Exercise. Set down the listing below verbatim, but only from its first line through the line containing "Potentials or basis: VASP".

──────────────────────────────

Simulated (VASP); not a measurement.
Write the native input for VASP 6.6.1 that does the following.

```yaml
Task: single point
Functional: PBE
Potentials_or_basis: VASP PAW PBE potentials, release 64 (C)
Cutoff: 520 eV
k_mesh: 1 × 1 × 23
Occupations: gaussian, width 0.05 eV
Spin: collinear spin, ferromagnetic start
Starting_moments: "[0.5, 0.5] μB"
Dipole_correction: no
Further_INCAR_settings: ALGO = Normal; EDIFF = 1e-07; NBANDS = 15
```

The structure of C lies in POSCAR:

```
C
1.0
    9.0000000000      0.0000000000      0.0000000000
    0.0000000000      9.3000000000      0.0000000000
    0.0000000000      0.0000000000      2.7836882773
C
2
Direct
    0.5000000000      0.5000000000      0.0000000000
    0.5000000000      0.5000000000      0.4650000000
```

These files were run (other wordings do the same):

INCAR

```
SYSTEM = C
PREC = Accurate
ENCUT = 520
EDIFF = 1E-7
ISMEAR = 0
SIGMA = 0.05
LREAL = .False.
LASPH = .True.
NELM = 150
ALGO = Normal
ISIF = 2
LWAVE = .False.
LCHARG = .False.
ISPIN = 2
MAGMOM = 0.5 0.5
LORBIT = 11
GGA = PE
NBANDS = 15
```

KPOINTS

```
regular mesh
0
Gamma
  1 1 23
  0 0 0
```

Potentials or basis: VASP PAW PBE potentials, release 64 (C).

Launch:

──────────────────────────────

Response area.
Simulated (VASP); not a measurement.
Write the native input for VASP 6.6.1 that does the following.

```yaml
Task: single point
Functional: PBE
Potentials_or_basis: VASP PAW PBE potentials, release 64 (C)
Cutoff: 520 eV
k_mesh: 1 × 1 × 23
Occupations: gaussian, width 0.05 eV
Spin: collinear spin, ferromagnetic start
Starting_moments: "[0.5, 0.5] μB"
Dipole_correction: no
Further_INCAR_settings: ALGO = Normal; EDIFF = 1e-07; NBANDS = 15
```

The structure of C lies in POSCAR:

```
C
1.0
    9.0000000000      0.0000000000      0.0000000000
    0.0000000000      9.3000000000      0.0000000000
    0.0000000000      0.0000000000      2.7836882773
C
2
Direct
    0.5000000000      0.5000000000      0.0000000000
    0.5000000000      0.5000000000      0.4650000000
```

These files were run (other wordings do the same):

INCAR

```
SYSTEM = C
PREC = Accurate
ENCUT = 520
EDIFF = 1E-7
ISMEAR = 0
SIGMA = 0.05
LREAL = .False.
LASPH = .True.
NELM = 150
ALGO = Normal
ISIF = 2
LWAVE = .False.
LCHARG = .False.
ISPIN = 2
MAGMOM = 0.5 0.5
LORBIT = 11
GGA = PE
NBANDS = 15
```

KPOINTS

```
regular mesh
0
Gamma
  1 1 23
  0 0 0
```

Potentials or basis: VASP PAW PBE potentials, release 64 (C).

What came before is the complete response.